**Material shown:**
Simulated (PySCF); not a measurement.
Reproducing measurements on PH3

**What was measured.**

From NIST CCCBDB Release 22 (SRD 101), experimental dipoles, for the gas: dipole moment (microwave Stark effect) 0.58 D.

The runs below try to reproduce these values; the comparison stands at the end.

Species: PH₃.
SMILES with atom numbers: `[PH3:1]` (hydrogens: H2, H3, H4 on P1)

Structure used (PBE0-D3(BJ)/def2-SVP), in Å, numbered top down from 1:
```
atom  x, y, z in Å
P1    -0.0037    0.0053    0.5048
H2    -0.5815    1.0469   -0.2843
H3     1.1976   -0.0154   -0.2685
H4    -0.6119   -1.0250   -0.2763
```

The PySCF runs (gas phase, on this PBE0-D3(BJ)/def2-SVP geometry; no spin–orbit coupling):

**Required action:**
All of the entries above should be written out verbatim.

**Reply:**
Simulated (PySCF); not a measurement.
Reproducing measurements on PH3

**What was measured.**

From NIST CCCBDB Release 22 (SRD 101), experimental dipoles, for the gas: dipole moment (microwave Stark effect) 0.58 D.

The runs below try to reproduce these values; the comparison stands at the end.

Species: PH₃.
SMILES with atom numbers: `[PH3:1]` (hydrogens: H2, H3, H4 on P1)

Structure used (PBE0-D3(BJ)/def2-SVP), in Å, numbered top down from 1:
```
atom  x, y, z in Å
P1    -0.0037    0.0053    0.5048
H2    -0.5815    1.0469   -0.2843
H3     1.1976   -0.0154   -0.2685
H4    -0.6119   -1.0250   -0.2763
```

The PySCF runs (gas phase, on this PBE0-D3(BJ)/def2-SVP geometry; no spin–orbit coupling):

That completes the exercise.